((
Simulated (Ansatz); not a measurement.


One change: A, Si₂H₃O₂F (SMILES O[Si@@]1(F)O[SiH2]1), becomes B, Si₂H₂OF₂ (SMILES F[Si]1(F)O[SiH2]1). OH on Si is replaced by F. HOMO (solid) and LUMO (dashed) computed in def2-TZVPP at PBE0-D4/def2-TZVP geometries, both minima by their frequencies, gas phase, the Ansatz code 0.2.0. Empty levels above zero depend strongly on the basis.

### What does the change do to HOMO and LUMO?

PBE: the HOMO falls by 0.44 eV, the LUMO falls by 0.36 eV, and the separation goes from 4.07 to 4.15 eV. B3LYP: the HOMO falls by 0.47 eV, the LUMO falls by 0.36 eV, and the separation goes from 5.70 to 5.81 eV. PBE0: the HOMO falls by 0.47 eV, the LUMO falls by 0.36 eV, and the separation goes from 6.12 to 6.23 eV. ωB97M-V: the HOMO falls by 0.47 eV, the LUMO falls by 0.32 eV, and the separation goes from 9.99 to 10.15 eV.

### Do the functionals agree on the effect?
))

Work item » From the records above, transcribe exactly the run of lines that opens with the line holding "One change: A, Si₂H₃O₂F" and closes with the line holding "PBE: the HOMO", both included.

Answer space »
One change: A, Si₂H₃O₂F (SMILES O[Si@@]1(F)O[SiH2]1), becomes B, Si₂H₂OF₂ (SMILES F[Si]1(F)O[SiH2]1). OH on Si is replaced by F. HOMO (solid) and LUMO (dashed) computed in def2-TZVPP at PBE0-D4/def2-TZVP geometries, both minima by their frequencies, gas phase, the Ansatz code 0.2.0. Empty levels above zero depend strongly on the basis.

### What does the change do to HOMO and LUMO?

PBE: the HOMO falls by 0.44 eV, the LUMO falls by 0.36 eV, and the separation goes from 4.07 to 4.15 eV. B3LYP: the HOMO falls by 0.47 eV, the LUMO falls by 0.36 eV, and the separation goes from 5.70 to 5.81 eV. PBE0: the HOMO falls by 0.47 eV, the LUMO falls by 0.36 eV, and the separation goes from 6.12 to 6.23 eV. ωB97M-V: the HOMO falls by 0.47 eV, the LUMO falls by 0.32 eV, and the separation goes from 9.99 to 10.15 eV.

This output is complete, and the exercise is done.